BRIEF:
Give every line of the listing word for word, beginning at the first and including the line with "Properties of 1-butene" as the last.

DATASET EXCERPTS:
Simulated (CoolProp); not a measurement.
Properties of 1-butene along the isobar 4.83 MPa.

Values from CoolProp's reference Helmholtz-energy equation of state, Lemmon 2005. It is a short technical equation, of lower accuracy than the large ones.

SOLUTION:
Simulated (CoolProp); not a measurement.
Properties of 1-butene along the isobar 4.83 MPa.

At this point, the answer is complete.